**Action item**.
Extract precisely the lines of the entries below, from the first line through the line containing "The fields are".

Data extract below:

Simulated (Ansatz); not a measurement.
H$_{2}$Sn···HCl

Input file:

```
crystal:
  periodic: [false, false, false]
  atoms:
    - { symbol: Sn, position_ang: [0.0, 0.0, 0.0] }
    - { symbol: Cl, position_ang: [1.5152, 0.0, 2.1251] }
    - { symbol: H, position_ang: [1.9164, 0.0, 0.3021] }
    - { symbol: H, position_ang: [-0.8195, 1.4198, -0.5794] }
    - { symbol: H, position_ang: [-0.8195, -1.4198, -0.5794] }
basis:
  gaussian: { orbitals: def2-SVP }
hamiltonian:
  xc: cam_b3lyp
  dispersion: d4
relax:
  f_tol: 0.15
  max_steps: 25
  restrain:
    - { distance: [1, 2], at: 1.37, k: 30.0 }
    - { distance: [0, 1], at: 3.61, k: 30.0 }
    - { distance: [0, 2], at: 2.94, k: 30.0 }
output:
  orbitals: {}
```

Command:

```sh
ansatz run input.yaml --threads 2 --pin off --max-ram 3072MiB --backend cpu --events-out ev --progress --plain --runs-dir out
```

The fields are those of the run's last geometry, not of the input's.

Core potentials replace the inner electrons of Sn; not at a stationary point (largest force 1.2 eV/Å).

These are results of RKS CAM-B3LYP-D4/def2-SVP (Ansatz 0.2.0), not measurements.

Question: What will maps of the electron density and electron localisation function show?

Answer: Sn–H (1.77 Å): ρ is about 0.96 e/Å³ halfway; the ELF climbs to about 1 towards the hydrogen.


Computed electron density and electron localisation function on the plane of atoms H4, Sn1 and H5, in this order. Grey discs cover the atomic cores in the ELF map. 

End of Data extract.

**Exercise output**.
Simulated (Ansatz); not a measurement.
H$_{2}$Sn···HCl

Input file:

```
crystal:
  periodic: [false, false, false]
  atoms:
    - { symbol: Sn, position_ang: [0.0, 0.0, 0.0] }
    - { symbol: Cl, position_ang: [1.5152, 0.0, 2.1251] }
    - { symbol: H, position_ang: [1.9164, 0.0, 0.3021] }
    - { symbol: H, position_ang: [-0.8195, 1.4198, -0.5794] }
    - { symbol: H, position_ang: [-0.8195, -1.4198, -0.5794] }
basis:
  gaussian: { orbitals: def2-SVP }
hamiltonian:
  xc: cam_b3lyp
  dispersion: d4
relax:
  f_tol: 0.15
  max_steps: 25
  restrain:
    - { distance: [1, 2], at: 1.37, k: 30.0 }
    - { distance: [0, 1], at: 3.61, k: 30.0 }
    - { distance: [0, 2], at: 2.94, k: 30.0 }
output:
  orbitals: {}
```

Command:

```sh
ansatz run input.yaml --threads 2 --pin off --max-ram 3072MiB --backend cpu --events-out ev --progress --plain --runs-dir out
```

The fields are those of the run's last geometry, not of the input's.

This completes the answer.